- **Assignment**
Working from the entries below, give again each line from the first through the one containing "The calculation used", exactly and with nothing else.

___ Source material

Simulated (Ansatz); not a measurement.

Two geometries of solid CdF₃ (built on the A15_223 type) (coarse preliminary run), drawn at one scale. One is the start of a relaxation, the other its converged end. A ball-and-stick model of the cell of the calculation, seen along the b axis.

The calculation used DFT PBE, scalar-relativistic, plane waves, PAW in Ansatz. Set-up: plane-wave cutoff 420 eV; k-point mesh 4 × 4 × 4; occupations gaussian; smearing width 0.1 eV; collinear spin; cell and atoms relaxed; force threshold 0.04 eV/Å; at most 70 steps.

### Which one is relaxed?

______

- **Response**
Simulated (Ansatz); not a measurement.

Two geometries of solid CdF₃ (built on the A15_223 type) (coarse preliminary run), drawn at one scale. One is the start of a relaxation, the other its converged end. A ball-and-stick model of the cell of the calculation, seen along the b axis.

The calculation used DFT PBE, scalar-relativistic, plane waves, PAW in Ansatz. Set-up: plane-wave cutoff 420 eV; k-point mesh 4 × 4 × 4; occupations gaussian; smearing width 0.1 eV; collinear spin; cell and atoms relaxed; force threshold 0.04 eV/Å; at most 70 steps.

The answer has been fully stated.